§ **WORK TASK**
Go to the line containing "The numbers are" in the records below and print it and every following line exactly, on through the line containing "Question: Rank water, dimethylsulfoxide, 2-propanol", then stop.

=====

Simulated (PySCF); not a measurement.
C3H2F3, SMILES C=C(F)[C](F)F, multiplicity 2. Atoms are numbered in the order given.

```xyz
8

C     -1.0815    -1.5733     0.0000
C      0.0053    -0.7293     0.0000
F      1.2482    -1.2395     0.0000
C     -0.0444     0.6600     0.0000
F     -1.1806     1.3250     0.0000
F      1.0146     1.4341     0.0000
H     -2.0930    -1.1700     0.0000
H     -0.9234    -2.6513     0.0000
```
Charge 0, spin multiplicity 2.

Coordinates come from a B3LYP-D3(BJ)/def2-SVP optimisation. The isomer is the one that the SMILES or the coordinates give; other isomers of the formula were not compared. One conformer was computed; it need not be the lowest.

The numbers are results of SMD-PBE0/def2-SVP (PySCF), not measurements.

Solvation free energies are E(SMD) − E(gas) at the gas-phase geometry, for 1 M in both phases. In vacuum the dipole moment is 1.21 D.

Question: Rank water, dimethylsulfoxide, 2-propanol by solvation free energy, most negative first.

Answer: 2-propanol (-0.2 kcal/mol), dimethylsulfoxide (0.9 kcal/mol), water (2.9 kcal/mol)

=====

§ **EXERCISE ANSWER**
The numbers are results of SMD-PBE0/def2-SVP (PySCF), not measurements.

Solvation free energies are E(SMD) − E(gas) at the gas-phase geometry, for 1 M in both phases. In vacuum the dipole moment is 1.21 D.

Question: Rank water, dimethylsulfoxide, 2-propanol by solvation free energy, most negative first.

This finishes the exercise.